Raw data ->
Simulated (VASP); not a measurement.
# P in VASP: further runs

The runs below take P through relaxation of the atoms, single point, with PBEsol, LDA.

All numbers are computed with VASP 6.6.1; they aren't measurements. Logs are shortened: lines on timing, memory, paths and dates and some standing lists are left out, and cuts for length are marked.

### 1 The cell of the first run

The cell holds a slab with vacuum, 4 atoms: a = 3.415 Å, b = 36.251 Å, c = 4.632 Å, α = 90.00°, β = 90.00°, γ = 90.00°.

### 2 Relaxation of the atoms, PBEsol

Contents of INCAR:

Work task -> The response should consist of all the entries, transcribed exactly.

Response area ->
Simulated (VASP); not a measurement.
# P in VASP: further runs

The runs below take P through relaxation of the atoms, single point, with PBEsol, LDA.

All numbers are computed with VASP 6.6.1; they aren't measurements. Logs are shortened: lines on timing, memory, paths and dates and some standing lists are left out, and cuts for length are marked.

### 1 The cell of the first run

The cell holds a slab with vacuum, 4 atoms: a = 3.415 Å, b = 36.251 Å, c = 4.632 Å, α = 90.00°, β = 90.00°, γ = 90.00°.

### 2 Relaxation of the atoms, PBEsol

Contents of INCAR:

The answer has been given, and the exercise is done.